'''
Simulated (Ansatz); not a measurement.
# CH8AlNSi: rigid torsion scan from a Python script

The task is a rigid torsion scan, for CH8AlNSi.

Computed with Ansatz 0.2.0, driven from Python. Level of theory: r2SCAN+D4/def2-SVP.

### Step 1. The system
'''

▶ [Work item]:
Reproduce all of the data above, exactly and without omission.

▶ [Exercise response]:
Simulated (Ansatz); not a measurement.
# CH8AlNSi: rigid torsion scan from a Python script

The task is a rigid torsion scan, for CH8AlNSi.

Computed with Ansatz 0.2.0, driven from Python. Level of theory: r2SCAN+D4/def2-SVP.

### Step 1. The system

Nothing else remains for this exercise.